PROVIDED RECORDS: Begin
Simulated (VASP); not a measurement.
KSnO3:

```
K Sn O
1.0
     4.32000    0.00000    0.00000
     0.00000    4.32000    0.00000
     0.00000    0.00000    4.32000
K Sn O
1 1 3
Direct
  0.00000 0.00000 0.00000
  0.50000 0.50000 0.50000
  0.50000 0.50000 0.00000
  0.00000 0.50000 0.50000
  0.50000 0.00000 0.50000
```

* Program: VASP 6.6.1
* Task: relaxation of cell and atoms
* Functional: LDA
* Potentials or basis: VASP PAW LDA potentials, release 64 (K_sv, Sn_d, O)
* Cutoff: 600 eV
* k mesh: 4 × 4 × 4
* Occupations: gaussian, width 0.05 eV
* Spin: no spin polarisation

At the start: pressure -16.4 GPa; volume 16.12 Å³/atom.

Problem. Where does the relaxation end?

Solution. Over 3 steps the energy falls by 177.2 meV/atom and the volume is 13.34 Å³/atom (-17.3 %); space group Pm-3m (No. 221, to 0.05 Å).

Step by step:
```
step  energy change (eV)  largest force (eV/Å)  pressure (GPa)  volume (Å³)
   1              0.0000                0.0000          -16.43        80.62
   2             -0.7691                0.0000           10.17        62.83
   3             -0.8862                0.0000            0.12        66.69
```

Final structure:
PROVIDED RECORDS: End

_WORK INSTRUCTION_
All the entries are to be set down exactly as they appear.

_RESULT_
Simulated (VASP); not a measurement.
KSnO3:

```
K Sn O
1.0
     4.32000    0.00000    0.00000
     0.00000    4.32000    0.00000
     0.00000    0.00000    4.32000
K Sn O
1 1 3
Direct
  0.00000 0.00000 0.00000
  0.50000 0.50000 0.50000
  0.50000 0.50000 0.00000
  0.00000 0.50000 0.50000
  0.50000 0.00000 0.50000
```

* Program: VASP 6.6.1
* Task: relaxation of cell and atoms
* Functional: LDA
* Potentials or basis: VASP PAW LDA potentials, release 64 (K_sv, Sn_d, O)
* Cutoff: 600 eV
* k mesh: 4 × 4 × 4
* Occupations: gaussian, width 0.05 eV
* Spin: no spin polarisation

At the start: pressure -16.4 GPa; volume 16.12 Å³/atom.

Problem. Where does the relaxation end?

Solution. Over 3 steps the energy falls by 177.2 meV/atom and the volume is 13.34 Å³/atom (-17.3 %); space group Pm-3m (No. 221, to 0.05 Å).

Step by step:
```
step  energy change (eV)  largest force (eV/Å)  pressure (GPa)  volume (Å³)
   1              0.0000                0.0000          -16.43        80.62
   2             -0.7691                0.0000           10.17        62.83
   3             -0.8862                0.0000            0.12        66.69
```

Final structure:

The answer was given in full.